• [Action item]
Beginning with the first line, please repeat the entries exactly and end on the line that contains "system as given**".

• [Source information]
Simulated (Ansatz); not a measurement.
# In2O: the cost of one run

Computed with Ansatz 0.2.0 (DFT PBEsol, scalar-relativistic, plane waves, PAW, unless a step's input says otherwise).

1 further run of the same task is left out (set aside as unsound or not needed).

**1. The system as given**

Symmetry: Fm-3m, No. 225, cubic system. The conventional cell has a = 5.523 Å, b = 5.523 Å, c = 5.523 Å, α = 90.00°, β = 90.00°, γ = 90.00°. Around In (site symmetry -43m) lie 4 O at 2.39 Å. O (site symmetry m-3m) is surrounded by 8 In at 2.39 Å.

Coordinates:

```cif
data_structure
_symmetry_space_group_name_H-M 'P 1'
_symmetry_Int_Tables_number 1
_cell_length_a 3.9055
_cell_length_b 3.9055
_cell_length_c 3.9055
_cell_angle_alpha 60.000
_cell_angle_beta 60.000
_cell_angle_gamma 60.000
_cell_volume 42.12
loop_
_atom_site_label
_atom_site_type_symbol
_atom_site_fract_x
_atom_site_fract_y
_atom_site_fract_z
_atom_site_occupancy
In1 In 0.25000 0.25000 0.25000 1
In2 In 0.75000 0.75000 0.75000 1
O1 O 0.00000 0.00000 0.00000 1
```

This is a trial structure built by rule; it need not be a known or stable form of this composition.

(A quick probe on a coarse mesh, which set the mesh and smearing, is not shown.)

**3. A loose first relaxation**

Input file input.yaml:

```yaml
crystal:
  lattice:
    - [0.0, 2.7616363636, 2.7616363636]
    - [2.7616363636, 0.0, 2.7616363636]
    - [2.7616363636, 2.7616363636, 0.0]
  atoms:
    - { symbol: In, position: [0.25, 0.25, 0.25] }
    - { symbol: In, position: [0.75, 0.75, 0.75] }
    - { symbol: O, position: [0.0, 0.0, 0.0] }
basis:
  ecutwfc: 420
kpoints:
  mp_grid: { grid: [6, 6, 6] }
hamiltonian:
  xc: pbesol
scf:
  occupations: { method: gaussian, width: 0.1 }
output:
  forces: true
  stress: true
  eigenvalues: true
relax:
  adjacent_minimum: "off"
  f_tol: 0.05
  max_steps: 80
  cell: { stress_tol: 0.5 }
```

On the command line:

• [Result]
Simulated (Ansatz); not a measurement.
# In2O: the cost of one run

Computed with Ansatz 0.2.0 (DFT PBEsol, scalar-relativistic, plane waves, PAW, unless a step's input says otherwise).

1 further run of the same task is left out (set aside as unsound or not needed).

**1. The system as given**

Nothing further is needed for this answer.